◆ Requirement: When the listing has been read, print it out again in full, word for word.

◆ Data under study:
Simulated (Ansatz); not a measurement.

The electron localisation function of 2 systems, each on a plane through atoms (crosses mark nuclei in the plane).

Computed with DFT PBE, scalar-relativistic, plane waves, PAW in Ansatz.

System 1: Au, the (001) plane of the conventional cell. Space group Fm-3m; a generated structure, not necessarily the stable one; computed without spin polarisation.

◆ Solution:
Simulated (Ansatz); not a measurement.

The electron localisation function of 2 systems, each on a plane through atoms (crosses mark nuclei in the plane).

Computed with DFT PBE, scalar-relativistic, plane waves, PAW in Ansatz.

System 1: Au, the (001) plane of the conventional cell. Space group Fm-3m; a generated structure, not necessarily the stable one; computed without spin polarisation.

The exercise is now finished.